**WORK ITEM:** Copy the lines below verbatim. Begin with the first and end with the line containing "Level of theory: DFT".

**DATA EXCERPTS:**

........

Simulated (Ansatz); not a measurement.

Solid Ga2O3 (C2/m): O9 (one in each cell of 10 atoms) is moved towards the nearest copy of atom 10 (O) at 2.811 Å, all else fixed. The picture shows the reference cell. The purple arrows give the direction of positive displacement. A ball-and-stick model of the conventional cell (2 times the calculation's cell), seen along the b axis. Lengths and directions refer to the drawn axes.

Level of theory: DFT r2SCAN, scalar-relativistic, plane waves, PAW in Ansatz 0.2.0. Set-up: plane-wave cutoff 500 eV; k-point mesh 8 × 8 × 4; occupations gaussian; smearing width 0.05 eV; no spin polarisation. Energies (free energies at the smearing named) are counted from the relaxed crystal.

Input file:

........

**WRITTEN SOLUTION:**
Simulated (Ansatz); not a measurement.

Solid Ga2O3 (C2/m): O9 (one in each cell of 10 atoms) is moved towards the nearest copy of atom 10 (O) at 2.811 Å, all else fixed. The picture shows the reference cell. The purple arrows give the direction of positive displacement. A ball-and-stick model of the conventional cell (2 times the calculation's cell), seen along the b axis. Lengths and directions refer to the drawn axes.

Level of theory: DFT r2SCAN, scalar-relativistic, plane waves, PAW in Ansatz 0.2.0. Set-up: plane-wave cutoff 500 eV; k-point mesh 8 × 8 × 4; occupations gaussian; smearing width 0.05 eV; no spin polarisation. Energies (free energies at the smearing named) are counted from the relaxed crystal.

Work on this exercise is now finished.